_Provided data:_
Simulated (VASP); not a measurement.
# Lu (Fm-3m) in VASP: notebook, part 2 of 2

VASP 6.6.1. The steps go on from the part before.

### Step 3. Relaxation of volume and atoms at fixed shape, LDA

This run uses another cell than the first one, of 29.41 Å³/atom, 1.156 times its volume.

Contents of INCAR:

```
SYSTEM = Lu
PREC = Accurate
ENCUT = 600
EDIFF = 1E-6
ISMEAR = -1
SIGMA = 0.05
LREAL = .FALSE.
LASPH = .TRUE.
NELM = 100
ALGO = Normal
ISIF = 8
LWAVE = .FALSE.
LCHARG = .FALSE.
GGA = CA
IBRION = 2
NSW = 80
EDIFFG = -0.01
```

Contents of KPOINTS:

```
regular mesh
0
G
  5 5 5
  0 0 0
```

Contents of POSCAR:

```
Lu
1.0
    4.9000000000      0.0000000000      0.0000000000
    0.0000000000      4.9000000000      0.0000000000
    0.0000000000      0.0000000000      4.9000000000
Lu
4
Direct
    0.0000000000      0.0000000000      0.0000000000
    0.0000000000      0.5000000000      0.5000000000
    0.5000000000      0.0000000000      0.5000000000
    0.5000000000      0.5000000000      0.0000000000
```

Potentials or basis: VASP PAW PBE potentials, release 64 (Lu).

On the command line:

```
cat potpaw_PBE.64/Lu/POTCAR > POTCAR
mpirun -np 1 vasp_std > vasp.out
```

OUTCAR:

_Activity:_ Copy out each line of the material above, word for word, from the first down to the line containing "On the command". Add nothing.

_Solution:_
Simulated (VASP); not a measurement.
# Lu (Fm-3m) in VASP: notebook, part 2 of 2

VASP 6.6.1. The steps go on from the part before.

### Step 3. Relaxation of volume and atoms at fixed shape, LDA

This run uses another cell than the first one, of 29.41 Å³/atom, 1.156 times its volume.

Contents of INCAR:

```
SYSTEM = Lu
PREC = Accurate
ENCUT = 600
EDIFF = 1E-6
ISMEAR = -1
SIGMA = 0.05
LREAL = .FALSE.
LASPH = .TRUE.
NELM = 100
ALGO = Normal
ISIF = 8
LWAVE = .FALSE.
LCHARG = .FALSE.
GGA = CA
IBRION = 2
NSW = 80
EDIFFG = -0.01
```

Contents of KPOINTS:

```
regular mesh
0
G
  5 5 5
  0 0 0
```

Contents of POSCAR:

```
Lu
1.0
    4.9000000000      0.0000000000      0.0000000000
    0.0000000000      4.9000000000      0.0000000000
    0.0000000000      0.0000000000      4.9000000000
Lu
4
Direct
    0.0000000000      0.0000000000      0.0000000000
    0.0000000000      0.5000000000      0.5000000000
    0.5000000000      0.0000000000      0.5000000000
    0.5000000000      0.5000000000      0.0000000000
```

Potentials or basis: VASP PAW PBE potentials, release 64 (Lu).

On the command line:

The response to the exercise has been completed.